((

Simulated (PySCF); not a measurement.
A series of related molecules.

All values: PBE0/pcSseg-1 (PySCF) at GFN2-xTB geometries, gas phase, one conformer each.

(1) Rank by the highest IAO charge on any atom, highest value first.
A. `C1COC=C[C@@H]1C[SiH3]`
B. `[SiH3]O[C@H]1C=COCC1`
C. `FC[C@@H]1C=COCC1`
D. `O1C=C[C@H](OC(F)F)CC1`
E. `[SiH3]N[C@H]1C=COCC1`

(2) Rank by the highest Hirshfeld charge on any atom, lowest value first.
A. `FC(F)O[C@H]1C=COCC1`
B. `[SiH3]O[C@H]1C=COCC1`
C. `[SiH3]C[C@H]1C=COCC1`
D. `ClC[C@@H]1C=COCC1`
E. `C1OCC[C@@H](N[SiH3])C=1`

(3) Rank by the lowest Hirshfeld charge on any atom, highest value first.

))

→ **TASK ITEM**:
Restate the whole of the material exactly.

→ **TASK SOLUTION**:
Simulated (PySCF); not a measurement.
A series of related molecules.

All values: PBE0/pcSseg-1 (PySCF) at GFN2-xTB geometries, gas phase, one conformer each.

(1) Rank by the highest IAO charge on any atom, highest value first.
A. `C1COC=C[C@@H]1C[SiH3]`
B. `[SiH3]O[C@H]1C=COCC1`
C. `FC[C@@H]1C=COCC1`
D. `O1C=C[C@H](OC(F)F)CC1`
E. `[SiH3]N[C@H]1C=COCC1`

(2) Rank by the highest Hirshfeld charge on any atom, lowest value first.
A. `FC(F)O[C@H]1C=COCC1`
B. `[SiH3]O[C@H]1C=COCC1`
C. `[SiH3]C[C@H]1C=COCC1`
D. `ClC[C@@H]1C=COCC1`
E. `C1OCC[C@@H](N[SiH3])C=1`

(3) Rank by the lowest Hirshfeld charge on any atom, highest value first.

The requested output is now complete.